Nothing in the data below may be left out; return all of it exactly.

******

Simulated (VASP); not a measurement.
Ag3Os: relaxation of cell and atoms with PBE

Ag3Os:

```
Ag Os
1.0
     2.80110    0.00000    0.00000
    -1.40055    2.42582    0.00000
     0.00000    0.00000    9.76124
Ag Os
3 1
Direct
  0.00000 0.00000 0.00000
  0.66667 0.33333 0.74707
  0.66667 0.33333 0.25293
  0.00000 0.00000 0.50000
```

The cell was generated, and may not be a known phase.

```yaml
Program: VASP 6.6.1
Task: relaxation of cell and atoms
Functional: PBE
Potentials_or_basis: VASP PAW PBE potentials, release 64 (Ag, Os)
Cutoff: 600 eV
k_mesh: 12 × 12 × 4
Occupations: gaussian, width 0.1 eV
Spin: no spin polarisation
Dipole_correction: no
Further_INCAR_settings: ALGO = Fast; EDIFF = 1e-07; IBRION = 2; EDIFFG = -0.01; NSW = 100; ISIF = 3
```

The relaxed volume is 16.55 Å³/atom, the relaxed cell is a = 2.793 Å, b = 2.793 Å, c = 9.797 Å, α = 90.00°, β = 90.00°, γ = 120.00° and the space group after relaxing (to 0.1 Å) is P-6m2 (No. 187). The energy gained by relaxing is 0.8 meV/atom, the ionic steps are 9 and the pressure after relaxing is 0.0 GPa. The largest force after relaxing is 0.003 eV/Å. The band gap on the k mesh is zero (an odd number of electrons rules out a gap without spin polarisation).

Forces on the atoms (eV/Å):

******

* _Written answer_:
Simulated (VASP); not a measurement.
Ag3Os: relaxation of cell and atoms with PBE

Ag3Os:

```
Ag Os
1.0
     2.80110    0.00000    0.00000
    -1.40055    2.42582    0.00000
     0.00000    0.00000    9.76124
Ag Os
3 1
Direct
  0.00000 0.00000 0.00000
  0.66667 0.33333 0.74707
  0.66667 0.33333 0.25293
  0.00000 0.00000 0.50000
```

The cell was generated, and may not be a known phase.

```yaml
Program: VASP 6.6.1
Task: relaxation of cell and atoms
Functional: PBE
Potentials_or_basis: VASP PAW PBE potentials, release 64 (Ag, Os)
Cutoff: 600 eV
k_mesh: 12 × 12 × 4
Occupations: gaussian, width 0.1 eV
Spin: no spin polarisation
Dipole_correction: no
Further_INCAR_settings: ALGO = Fast; EDIFF = 1e-07; IBRION = 2; EDIFFG = -0.01; NSW = 100; ISIF = 3
```

The relaxed volume is 16.55 Å³/atom, the relaxed cell is a = 2.793 Å, b = 2.793 Å, c = 9.797 Å, α = 90.00°, β = 90.00°, γ = 120.00° and the space group after relaxing (to 0.1 Å) is P-6m2 (No. 187). The energy gained by relaxing is 0.8 meV/atom, the ionic steps are 9 and the pressure after relaxing is 0.0 GPa. The largest force after relaxing is 0.003 eV/Å. The band gap on the k mesh is zero (an odd number of electrons rules out a gap without spin polarisation).

Forces on the atoms (eV/Å):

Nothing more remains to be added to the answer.